• _WORK REQUEST_
Below is a listing. Output every line of it exactly.

=== SUPPLIED MATERIAL ===

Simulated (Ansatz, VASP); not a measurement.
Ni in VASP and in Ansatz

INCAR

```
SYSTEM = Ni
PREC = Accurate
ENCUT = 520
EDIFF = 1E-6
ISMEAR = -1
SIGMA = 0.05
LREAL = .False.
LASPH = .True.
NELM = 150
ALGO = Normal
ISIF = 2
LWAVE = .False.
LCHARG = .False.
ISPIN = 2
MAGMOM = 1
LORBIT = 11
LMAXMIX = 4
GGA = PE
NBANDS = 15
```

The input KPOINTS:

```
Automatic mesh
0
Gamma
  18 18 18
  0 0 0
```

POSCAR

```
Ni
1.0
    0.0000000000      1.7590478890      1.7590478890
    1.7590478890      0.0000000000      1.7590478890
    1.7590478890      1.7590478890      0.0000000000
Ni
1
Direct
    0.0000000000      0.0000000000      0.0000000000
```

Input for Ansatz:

===

• _YOUR SOLUTION_
Simulated (Ansatz, VASP); not a measurement.
Ni in VASP and in Ansatz

INCAR

```
SYSTEM = Ni
PREC = Accurate
ENCUT = 520
EDIFF = 1E-6
ISMEAR = -1
SIGMA = 0.05
LREAL = .False.
LASPH = .True.
NELM = 150
ALGO = Normal
ISIF = 2
LWAVE = .False.
LCHARG = .False.
ISPIN = 2
MAGMOM = 1
LORBIT = 11
LMAXMIX = 4
GGA = PE
NBANDS = 15
```

The input KPOINTS:

```
Automatic mesh
0
Gamma
  18 18 18
  0 0 0
```

POSCAR

```
Ni
1.0
    0.0000000000      1.7590478890      1.7590478890
    1.7590478890      0.0000000000      1.7590478890
    1.7590478890      1.7590478890      0.0000000000
Ni
1
Direct
    0.0000000000      0.0000000000      0.0000000000
```

Input for Ansatz:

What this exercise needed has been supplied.